— Exercise —
Of the entries below, restate word for word only the section that runs from the line with "Potentials or basis: VASP" to the line with "Question: Translate it", counting both ends.

— Data provided —
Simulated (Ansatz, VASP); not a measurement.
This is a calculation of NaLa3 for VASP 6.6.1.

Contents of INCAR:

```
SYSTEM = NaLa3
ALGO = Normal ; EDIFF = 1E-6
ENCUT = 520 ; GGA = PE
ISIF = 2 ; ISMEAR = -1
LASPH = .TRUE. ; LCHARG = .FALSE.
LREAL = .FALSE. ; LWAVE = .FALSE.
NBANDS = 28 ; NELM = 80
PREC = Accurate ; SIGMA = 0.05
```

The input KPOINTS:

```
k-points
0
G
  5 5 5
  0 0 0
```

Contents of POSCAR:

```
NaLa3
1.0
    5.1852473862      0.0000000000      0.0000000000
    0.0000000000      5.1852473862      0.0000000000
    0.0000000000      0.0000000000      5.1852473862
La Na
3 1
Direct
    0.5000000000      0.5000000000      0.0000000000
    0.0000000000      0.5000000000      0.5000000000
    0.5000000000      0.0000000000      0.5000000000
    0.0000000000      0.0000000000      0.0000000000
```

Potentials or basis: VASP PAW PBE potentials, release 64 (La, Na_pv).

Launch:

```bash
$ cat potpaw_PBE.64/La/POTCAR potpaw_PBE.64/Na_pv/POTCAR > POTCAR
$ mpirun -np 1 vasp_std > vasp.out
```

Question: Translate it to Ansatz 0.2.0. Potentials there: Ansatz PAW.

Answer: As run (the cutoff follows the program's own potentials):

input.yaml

— Written response —
Potentials or basis: VASP PAW PBE potentials, release 64 (La, Na_pv).

Launch:

```bash
$ cat potpaw_PBE.64/La/POTCAR potpaw_PBE.64/Na_pv/POTCAR > POTCAR
$ mpirun -np 1 vasp_std > vasp.out
```

Question: Translate it to Ansatz 0.2.0. Potentials there: Ansatz PAW.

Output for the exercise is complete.